Work request » What you output should match the data below exactly.

────────────────────
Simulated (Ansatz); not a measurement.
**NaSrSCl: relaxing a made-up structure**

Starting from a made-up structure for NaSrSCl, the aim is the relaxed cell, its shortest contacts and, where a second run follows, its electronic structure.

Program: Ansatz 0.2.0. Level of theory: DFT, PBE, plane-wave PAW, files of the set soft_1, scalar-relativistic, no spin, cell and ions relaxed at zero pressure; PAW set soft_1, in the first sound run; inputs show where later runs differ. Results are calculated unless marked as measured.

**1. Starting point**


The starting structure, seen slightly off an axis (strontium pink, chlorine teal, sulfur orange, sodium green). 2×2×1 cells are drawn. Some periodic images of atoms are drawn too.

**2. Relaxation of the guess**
────────────────────

Your response »
Simulated (Ansatz); not a measurement.
**NaSrSCl: relaxing a made-up structure**

Starting from a made-up structure for NaSrSCl, the aim is the relaxed cell, its shortest contacts and, where a second run follows, its electronic structure.

Program: Ansatz 0.2.0. Level of theory: DFT, PBE, plane-wave PAW, files of the set soft_1, scalar-relativistic, no spin, cell and ions relaxed at zero pressure; PAW set soft_1, in the first sound run; inputs show where later runs differ. Results are calculated unless marked as measured.

**1. Starting point**


The starting structure, seen slightly off an axis (strontium pink, chlorine teal, sulfur orange, sodium green). 2×2×1 cells are drawn. Some periodic images of atoms are drawn too.

**2. Relaxation of the guess**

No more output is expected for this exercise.